DATASET EXCERPTS.
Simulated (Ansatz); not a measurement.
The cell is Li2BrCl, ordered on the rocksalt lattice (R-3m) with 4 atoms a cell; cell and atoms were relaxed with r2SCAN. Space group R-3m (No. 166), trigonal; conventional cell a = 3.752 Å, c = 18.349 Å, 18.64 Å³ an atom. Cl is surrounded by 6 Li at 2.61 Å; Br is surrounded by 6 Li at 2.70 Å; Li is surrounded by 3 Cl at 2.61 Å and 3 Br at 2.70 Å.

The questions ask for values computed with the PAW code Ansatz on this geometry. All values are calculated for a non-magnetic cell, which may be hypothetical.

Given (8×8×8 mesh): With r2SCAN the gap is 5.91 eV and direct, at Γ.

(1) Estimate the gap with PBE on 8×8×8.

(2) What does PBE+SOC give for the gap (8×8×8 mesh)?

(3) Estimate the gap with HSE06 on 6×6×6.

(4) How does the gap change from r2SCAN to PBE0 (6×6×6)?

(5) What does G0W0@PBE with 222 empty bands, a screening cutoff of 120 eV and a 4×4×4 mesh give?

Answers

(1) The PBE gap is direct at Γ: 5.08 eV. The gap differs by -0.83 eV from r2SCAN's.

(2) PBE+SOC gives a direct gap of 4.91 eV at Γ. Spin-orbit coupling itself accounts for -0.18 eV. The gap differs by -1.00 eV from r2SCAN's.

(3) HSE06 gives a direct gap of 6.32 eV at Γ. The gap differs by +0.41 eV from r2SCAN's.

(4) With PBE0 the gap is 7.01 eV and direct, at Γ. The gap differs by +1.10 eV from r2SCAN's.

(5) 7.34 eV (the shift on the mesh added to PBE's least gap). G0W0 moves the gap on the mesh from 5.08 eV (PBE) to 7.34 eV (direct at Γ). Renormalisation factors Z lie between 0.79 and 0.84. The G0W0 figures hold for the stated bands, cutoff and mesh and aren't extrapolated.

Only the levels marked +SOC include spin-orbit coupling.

REQUIRED ACTION.
Needed here are the exact lines from the start of the material through the line that contains "The cell is", and no others.

TASK OUTPUT.
Simulated (Ansatz); not a measurement.
The cell is Li2BrCl, ordered on the rocksalt lattice (R-3m) with 4 atoms a cell; cell and atoms were relaxed with r2SCAN. Space group R-3m (No. 166), trigonal; conventional cell a = 3.752 Å, c = 18.349 Å, 18.64 Å³ an atom. Cl is surrounded by 6 Li at 2.61 Å; Br is surrounded by 6 Li at 2.70 Å; Li is surrounded by 3 Cl at 2.61 Å and 3 Br at 2.70 Å.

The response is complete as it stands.